_Given information_:
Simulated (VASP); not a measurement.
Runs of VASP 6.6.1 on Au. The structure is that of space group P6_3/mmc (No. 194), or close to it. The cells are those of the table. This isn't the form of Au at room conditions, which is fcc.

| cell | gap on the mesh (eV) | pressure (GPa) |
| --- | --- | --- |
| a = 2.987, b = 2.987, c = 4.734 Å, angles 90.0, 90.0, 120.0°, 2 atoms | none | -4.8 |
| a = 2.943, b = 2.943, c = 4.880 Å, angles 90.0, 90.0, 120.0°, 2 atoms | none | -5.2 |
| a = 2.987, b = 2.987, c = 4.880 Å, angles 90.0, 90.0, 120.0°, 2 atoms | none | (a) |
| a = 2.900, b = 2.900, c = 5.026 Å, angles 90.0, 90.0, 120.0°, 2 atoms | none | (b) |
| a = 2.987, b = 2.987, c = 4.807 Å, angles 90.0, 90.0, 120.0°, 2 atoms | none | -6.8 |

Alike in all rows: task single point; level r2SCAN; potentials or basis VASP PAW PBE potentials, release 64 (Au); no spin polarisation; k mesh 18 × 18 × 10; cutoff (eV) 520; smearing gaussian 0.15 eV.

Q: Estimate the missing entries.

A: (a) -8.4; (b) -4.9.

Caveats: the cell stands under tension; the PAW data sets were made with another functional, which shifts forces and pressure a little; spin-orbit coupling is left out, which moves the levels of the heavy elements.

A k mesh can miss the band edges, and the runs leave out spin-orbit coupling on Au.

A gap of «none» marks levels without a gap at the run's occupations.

_Requirement_:
The expected response is the entire listing, repeated word for word.

_Written answer_:
Simulated (VASP); not a measurement.
Runs of VASP 6.6.1 on Au. The structure is that of space group P6_3/mmc (No. 194), or close to it. The cells are those of the table. This isn't the form of Au at room conditions, which is fcc.

| cell | gap on the mesh (eV) | pressure (GPa) |
| --- | --- | --- |
| a = 2.987, b = 2.987, c = 4.734 Å, angles 90.0, 90.0, 120.0°, 2 atoms | none | -4.8 |
| a = 2.943, b = 2.943, c = 4.880 Å, angles 90.0, 90.0, 120.0°, 2 atoms | none | -5.2 |
| a = 2.987, b = 2.987, c = 4.880 Å, angles 90.0, 90.0, 120.0°, 2 atoms | none | (a) |
| a = 2.900, b = 2.900, c = 5.026 Å, angles 90.0, 90.0, 120.0°, 2 atoms | none | (b) |
| a = 2.987, b = 2.987, c = 4.807 Å, angles 90.0, 90.0, 120.0°, 2 atoms | none | -6.8 |

Alike in all rows: task single point; level r2SCAN; potentials or basis VASP PAW PBE potentials, release 64 (Au); no spin polarisation; k mesh 18 × 18 × 10; cutoff (eV) 520; smearing gaussian 0.15 eV.

Q: Estimate the missing entries.

A: (a) -8.4; (b) -4.9.

Caveats: the cell stands under tension; the PAW data sets were made with another functional, which shifts forces and pressure a little; spin-orbit coupling is left out, which moves the levels of the heavy elements.

A k mesh can miss the band edges, and the runs leave out spin-orbit coupling on Au.

A gap of «none» marks levels without a gap at the run's occupations.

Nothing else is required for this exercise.